____ DATA SUPPLIED

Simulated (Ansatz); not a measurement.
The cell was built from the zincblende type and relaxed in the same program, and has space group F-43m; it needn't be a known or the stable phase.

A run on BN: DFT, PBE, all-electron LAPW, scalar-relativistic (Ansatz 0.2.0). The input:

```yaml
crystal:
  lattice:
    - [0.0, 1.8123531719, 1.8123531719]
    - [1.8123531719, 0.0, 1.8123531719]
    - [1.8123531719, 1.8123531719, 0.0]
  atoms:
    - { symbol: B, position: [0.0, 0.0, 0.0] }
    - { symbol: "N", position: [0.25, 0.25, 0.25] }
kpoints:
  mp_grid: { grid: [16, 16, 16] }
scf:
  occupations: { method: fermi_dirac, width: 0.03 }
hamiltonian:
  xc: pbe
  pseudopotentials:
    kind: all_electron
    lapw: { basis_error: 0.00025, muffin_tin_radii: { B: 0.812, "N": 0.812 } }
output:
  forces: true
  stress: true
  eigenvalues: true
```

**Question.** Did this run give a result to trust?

________

## ACTION ITEM
Could you copy exactly the lines from the first line of the records above through the line containing "A run on BN: DFT, PBE, all-electron", both included, and nothing else?

## EXERCISE RESPONSE
Simulated (Ansatz); not a measurement.
The cell was built from the zincblende type and relaxed in the same program, and has space group F-43m; it needn't be a known or the stable phase.

A run on BN: DFT, PBE, all-electron LAPW, scalar-relativistic (Ansatz 0.2.0). The input:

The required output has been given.